WORK REQUEST
Your response should match the records line for line.

══════
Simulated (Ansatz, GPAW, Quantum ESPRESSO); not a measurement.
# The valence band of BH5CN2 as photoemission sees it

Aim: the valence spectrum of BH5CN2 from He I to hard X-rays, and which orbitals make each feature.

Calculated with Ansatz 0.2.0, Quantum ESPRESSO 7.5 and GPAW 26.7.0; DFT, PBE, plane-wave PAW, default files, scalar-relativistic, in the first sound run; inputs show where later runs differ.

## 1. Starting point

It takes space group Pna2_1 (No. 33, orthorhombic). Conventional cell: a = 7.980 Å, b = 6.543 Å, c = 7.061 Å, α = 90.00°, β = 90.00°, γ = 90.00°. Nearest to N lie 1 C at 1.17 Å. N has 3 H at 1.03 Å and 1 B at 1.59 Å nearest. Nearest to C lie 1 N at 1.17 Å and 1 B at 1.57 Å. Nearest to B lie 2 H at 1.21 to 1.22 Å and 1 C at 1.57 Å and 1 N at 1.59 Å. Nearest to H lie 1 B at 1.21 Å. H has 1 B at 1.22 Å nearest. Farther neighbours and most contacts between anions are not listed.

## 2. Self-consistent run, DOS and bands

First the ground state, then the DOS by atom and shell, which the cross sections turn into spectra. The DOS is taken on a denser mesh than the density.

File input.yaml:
══════

WRITTEN RESPONSE
Simulated (Ansatz, GPAW, Quantum ESPRESSO); not a measurement.
# The valence band of BH5CN2 as photoemission sees it

Aim: the valence spectrum of BH5CN2 from He I to hard X-rays, and which orbitals make each feature.

Calculated with Ansatz 0.2.0, Quantum ESPRESSO 7.5 and GPAW 26.7.0; DFT, PBE, plane-wave PAW, default files, scalar-relativistic, in the first sound run; inputs show where later runs differ.

## 1. Starting point

It takes space group Pna2_1 (No. 33, orthorhombic). Conventional cell: a = 7.980 Å, b = 6.543 Å, c = 7.061 Å, α = 90.00°, β = 90.00°, γ = 90.00°. Nearest to N lie 1 C at 1.17 Å. N has 3 H at 1.03 Å and 1 B at 1.59 Å nearest. Nearest to C lie 1 N at 1.17 Å and 1 B at 1.57 Å. Nearest to B lie 2 H at 1.21 to 1.22 Å and 1 C at 1.57 Å and 1 N at 1.59 Å. Nearest to H lie 1 B at 1.21 Å. H has 1 B at 1.22 Å nearest. Farther neighbours and most contacts between anions are not listed.

## 2. Self-consistent run, DOS and bands

First the ground state, then the DOS by atom and shell, which the cross sections turn into spectra. The DOS is taken on a denser mesh than the density.

File input.yaml:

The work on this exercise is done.